ENTRIES SUPPLIED:
● ● ● ● ● ● ●
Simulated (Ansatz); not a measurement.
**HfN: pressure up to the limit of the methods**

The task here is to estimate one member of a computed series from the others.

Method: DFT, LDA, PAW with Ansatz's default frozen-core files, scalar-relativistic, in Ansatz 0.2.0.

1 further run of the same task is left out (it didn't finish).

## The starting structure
● ● ● ● ● ● ●

EXERCISE: Starting at the top of the records, copy every line exactly.

RESPONSE:
Simulated (Ansatz); not a measurement.
**HfN: pressure up to the limit of the methods**

The task here is to estimate one member of a computed series from the others.

Method: DFT, LDA, PAW with Ansatz's default frozen-core files, scalar-relativistic, in Ansatz 0.2.0.

1 further run of the same task is left out (it didn't finish).

## The starting structure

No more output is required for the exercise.